Action item:
Return, exactly and in full, the lines of the records below starting at the one with "The picture shows: HfO₂." and ending at the one with "What do the ELF domains correspond to?", and no other lines.

(Beginning of Study material)
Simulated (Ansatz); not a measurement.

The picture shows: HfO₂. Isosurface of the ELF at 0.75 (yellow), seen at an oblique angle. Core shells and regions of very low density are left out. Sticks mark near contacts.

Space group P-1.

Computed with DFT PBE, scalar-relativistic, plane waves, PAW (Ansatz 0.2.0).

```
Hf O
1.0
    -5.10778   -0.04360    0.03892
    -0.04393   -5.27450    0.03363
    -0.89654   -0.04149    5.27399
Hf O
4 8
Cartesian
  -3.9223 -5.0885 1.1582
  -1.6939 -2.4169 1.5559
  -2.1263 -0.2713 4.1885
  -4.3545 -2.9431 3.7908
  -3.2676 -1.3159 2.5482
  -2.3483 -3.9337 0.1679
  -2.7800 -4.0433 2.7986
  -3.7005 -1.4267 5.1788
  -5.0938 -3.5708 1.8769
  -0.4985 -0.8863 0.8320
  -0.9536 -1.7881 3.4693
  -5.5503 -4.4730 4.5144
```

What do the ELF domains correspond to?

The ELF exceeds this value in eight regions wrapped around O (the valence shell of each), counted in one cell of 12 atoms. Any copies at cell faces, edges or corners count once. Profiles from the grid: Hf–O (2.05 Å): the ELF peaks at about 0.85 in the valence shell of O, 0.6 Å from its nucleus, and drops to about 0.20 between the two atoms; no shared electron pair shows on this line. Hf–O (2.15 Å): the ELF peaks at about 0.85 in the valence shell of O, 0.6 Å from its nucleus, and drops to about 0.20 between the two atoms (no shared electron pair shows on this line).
(End of Study material)

Answer space:
The picture shows: HfO₂. Isosurface of the ELF at 0.75 (yellow), seen at an oblique angle. Core shells and regions of very low density are left out. Sticks mark near contacts.

Space group P-1.

Computed with DFT PBE, scalar-relativistic, plane waves, PAW (Ansatz 0.2.0).

```
Hf O
1.0
    -5.10778   -0.04360    0.03892
    -0.04393   -5.27450    0.03363
    -0.89654   -0.04149    5.27399
Hf O
4 8
Cartesian
  -3.9223 -5.0885 1.1582
  -1.6939 -2.4169 1.5559
  -2.1263 -0.2713 4.1885
  -4.3545 -2.9431 3.7908
  -3.2676 -1.3159 2.5482
  -2.3483 -3.9337 0.1679
  -2.7800 -4.0433 2.7986
  -3.7005 -1.4267 5.1788
  -5.0938 -3.5708 1.8769
  -0.4985 -0.8863 0.8320
  -0.9536 -1.7881 3.4693
  -5.5503 -4.4730 4.5144
```

What do the ELF domains correspond to?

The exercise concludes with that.